** SUPPLIED MATERIAL follows **

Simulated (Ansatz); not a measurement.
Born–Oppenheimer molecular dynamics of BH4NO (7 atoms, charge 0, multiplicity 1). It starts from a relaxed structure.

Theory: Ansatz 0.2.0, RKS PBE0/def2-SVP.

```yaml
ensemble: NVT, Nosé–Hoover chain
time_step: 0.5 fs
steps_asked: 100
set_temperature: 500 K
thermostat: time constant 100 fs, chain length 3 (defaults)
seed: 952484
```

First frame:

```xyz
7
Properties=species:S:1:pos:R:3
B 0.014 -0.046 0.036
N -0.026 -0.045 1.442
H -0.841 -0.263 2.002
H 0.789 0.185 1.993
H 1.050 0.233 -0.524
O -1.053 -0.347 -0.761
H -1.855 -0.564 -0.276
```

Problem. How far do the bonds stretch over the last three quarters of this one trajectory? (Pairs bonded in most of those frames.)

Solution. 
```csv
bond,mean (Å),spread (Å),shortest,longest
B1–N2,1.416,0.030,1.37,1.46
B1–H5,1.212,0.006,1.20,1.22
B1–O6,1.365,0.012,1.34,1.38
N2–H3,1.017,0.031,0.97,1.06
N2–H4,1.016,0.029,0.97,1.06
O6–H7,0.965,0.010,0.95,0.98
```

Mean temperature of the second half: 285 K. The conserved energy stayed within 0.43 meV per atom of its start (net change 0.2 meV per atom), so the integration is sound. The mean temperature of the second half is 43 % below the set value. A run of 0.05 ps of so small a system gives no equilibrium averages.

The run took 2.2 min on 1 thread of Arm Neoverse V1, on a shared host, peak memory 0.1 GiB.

** End of SUPPLIED MATERIAL **

--- REQUIRED ACTION ---
Looking back over the data above, restate word for word the lines that begin at the line with "Born–Oppenheimer molecular dynamics" and end at the line with "Mean temperature of the second half: 285", inclusive.

--- TASK RESPONSE ---
Born–Oppenheimer molecular dynamics of BH4NO (7 atoms, charge 0, multiplicity 1). It starts from a relaxed structure.

Theory: Ansatz 0.2.0, RKS PBE0/def2-SVP.

```yaml
ensemble: NVT, Nosé–Hoover chain
time_step: 0.5 fs
steps_asked: 100
set_temperature: 500 K
thermostat: time constant 100 fs, chain length 3 (defaults)
seed: 952484
```

First frame:

```xyz
7
Properties=species:S:1:pos:R:3
B 0.014 -0.046 0.036
N -0.026 -0.045 1.442
H -0.841 -0.263 2.002
H 0.789 0.185 1.993
H 1.050 0.233 -0.524
O -1.053 -0.347 -0.761
H -1.855 -0.564 -0.276
```

Problem. How far do the bonds stretch over the last three quarters of this one trajectory? (Pairs bonded in most of those frames.)

Solution. 
```csv
bond,mean (Å),spread (Å),shortest,longest
B1–N2,1.416,0.030,1.37,1.46
B1–H5,1.212,0.006,1.20,1.22
B1–O6,1.365,0.012,1.34,1.38
N2–H3,1.017,0.031,0.97,1.06
N2–H4,1.016,0.029,0.97,1.06
O6–H7,0.965,0.010,0.95,0.98
```

Mean temperature of the second half: 285 K. The conserved energy stayed within 0.43 meV per atom of its start (net change 0.2 meV per atom), so the integration is sound. The mean temperature of the second half is 43 % below the set value. A run of 0.05 ps of so small a system gives no equilibrium averages.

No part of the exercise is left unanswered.